==========
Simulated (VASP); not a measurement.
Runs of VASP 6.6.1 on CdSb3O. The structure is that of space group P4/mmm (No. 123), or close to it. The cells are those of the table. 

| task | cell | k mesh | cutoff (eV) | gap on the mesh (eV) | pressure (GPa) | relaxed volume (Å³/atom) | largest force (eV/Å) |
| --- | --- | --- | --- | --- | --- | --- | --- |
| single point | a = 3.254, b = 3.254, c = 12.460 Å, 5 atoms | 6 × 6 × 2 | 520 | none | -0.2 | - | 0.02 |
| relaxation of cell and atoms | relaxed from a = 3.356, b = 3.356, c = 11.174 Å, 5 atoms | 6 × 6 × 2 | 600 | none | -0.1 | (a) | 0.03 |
==========

WORK INSTRUCTION =>
Please restate the material above exactly, line by line.

WRITTEN RESPONSE =>
Simulated (VASP); not a measurement.
Runs of VASP 6.6.1 on CdSb3O. The structure is that of space group P4/mmm (No. 123), or close to it. The cells are those of the table. 

| task | cell | k mesh | cutoff (eV) | gap on the mesh (eV) | pressure (GPa) | relaxed volume (Å³/atom) | largest force (eV/Å) |
| --- | --- | --- | --- | --- | --- | --- | --- |
| single point | a = 3.254, b = 3.254, c = 12.460 Å, 5 atoms | 6 × 6 × 2 | 520 | none | -0.2 | - | 0.02 |
| relaxation of cell and atoms | relaxed from a = 3.356, b = 3.356, c = 11.174 Å, 5 atoms | 6 × 6 × 2 | 600 | none | -0.1 | (a) | 0.03 |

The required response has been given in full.